++++++++++

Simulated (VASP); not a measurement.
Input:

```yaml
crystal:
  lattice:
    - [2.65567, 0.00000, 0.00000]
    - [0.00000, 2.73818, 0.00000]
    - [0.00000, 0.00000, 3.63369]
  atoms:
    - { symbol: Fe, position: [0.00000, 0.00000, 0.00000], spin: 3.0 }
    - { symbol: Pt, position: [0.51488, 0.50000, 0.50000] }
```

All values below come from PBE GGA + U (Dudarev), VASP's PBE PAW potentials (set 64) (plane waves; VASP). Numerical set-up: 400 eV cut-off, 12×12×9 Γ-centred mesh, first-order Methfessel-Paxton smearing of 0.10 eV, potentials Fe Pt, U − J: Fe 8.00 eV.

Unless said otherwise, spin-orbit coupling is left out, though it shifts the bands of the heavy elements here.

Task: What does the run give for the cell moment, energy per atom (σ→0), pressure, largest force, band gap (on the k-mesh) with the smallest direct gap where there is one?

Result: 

++++++++++

## ASSIGNED TASK
Each record above needs to be written out exactly, with nothing left out.

## TASK ANSWER
Simulated (VASP); not a measurement.
Input:

```yaml
crystal:
  lattice:
    - [2.65567, 0.00000, 0.00000]
    - [0.00000, 2.73818, 0.00000]
    - [0.00000, 0.00000, 3.63369]
  atoms:
    - { symbol: Fe, position: [0.00000, 0.00000, 0.00000], spin: 3.0 }
    - { symbol: Pt, position: [0.51488, 0.50000, 0.50000] }
```

All values below come from PBE GGA + U (Dudarev), VASP's PBE PAW potentials (set 64) (plane waves; VASP). Numerical set-up: 400 eV cut-off, 12×12×9 Γ-centred mesh, first-order Methfessel-Paxton smearing of 0.10 eV, potentials Fe Pt, U − J: Fe 8.00 eV.

Unless said otherwise, spin-orbit coupling is left out, though it shifts the bands of the heavy elements here.

Task: What does the run give for the cell moment, energy per atom (σ→0), pressure, largest force, band gap (on the k-mesh) with the smallest direct gap where there is one?

Result: 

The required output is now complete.